════════════════

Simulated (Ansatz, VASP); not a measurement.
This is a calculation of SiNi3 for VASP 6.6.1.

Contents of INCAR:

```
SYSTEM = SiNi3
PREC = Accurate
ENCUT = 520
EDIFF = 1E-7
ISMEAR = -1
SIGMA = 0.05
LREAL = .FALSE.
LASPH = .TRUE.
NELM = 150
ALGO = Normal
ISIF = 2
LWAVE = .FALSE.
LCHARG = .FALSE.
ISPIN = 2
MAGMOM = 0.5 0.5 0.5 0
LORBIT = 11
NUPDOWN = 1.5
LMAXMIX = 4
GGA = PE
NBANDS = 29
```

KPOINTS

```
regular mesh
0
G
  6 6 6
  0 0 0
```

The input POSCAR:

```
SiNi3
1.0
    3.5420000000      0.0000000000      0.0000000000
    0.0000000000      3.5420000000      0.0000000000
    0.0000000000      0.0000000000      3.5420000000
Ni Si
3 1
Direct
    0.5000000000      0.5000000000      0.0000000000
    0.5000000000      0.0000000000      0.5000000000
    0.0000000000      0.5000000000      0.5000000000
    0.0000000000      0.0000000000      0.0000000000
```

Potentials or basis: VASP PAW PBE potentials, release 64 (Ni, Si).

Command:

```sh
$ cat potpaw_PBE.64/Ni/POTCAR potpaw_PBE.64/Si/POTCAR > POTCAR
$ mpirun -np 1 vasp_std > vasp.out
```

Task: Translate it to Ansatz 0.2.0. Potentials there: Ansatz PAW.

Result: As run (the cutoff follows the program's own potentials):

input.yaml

════════════════

Requirement —
Would you restate, word for word, every line of the listing from its first line through the line with "Result: As run"?

Exercise solution —
Simulated (Ansatz, VASP); not a measurement.
This is a calculation of SiNi3 for VASP 6.6.1.

Contents of INCAR:

```
SYSTEM = SiNi3
PREC = Accurate
ENCUT = 520
EDIFF = 1E-7
ISMEAR = -1
SIGMA = 0.05
LREAL = .FALSE.
LASPH = .TRUE.
NELM = 150
ALGO = Normal
ISIF = 2
LWAVE = .FALSE.
LCHARG = .FALSE.
ISPIN = 2
MAGMOM = 0.5 0.5 0.5 0
LORBIT = 11
NUPDOWN = 1.5
LMAXMIX = 4
GGA = PE
NBANDS = 29
```

KPOINTS

```
regular mesh
0
G
  6 6 6
  0 0 0
```

The input POSCAR:

```
SiNi3
1.0
    3.5420000000      0.0000000000      0.0000000000
    0.0000000000      3.5420000000      0.0000000000
    0.0000000000      0.0000000000      3.5420000000
Ni Si
3 1
Direct
    0.5000000000      0.5000000000      0.0000000000
    0.5000000000      0.0000000000      0.5000000000
    0.0000000000      0.5000000000      0.5000000000
    0.0000000000      0.0000000000      0.0000000000
```

Potentials or basis: VASP PAW PBE potentials, release 64 (Ni, Si).

Command:

```sh
$ cat potpaw_PBE.64/Ni/POTCAR potpaw_PBE.64/Si/POTCAR > POTCAR
$ mpirun -np 1 vasp_std > vasp.out
```

Task: Translate it to Ansatz 0.2.0. Potentials there: Ansatz PAW.

Result: As run (the cutoff follows the program's own potentials):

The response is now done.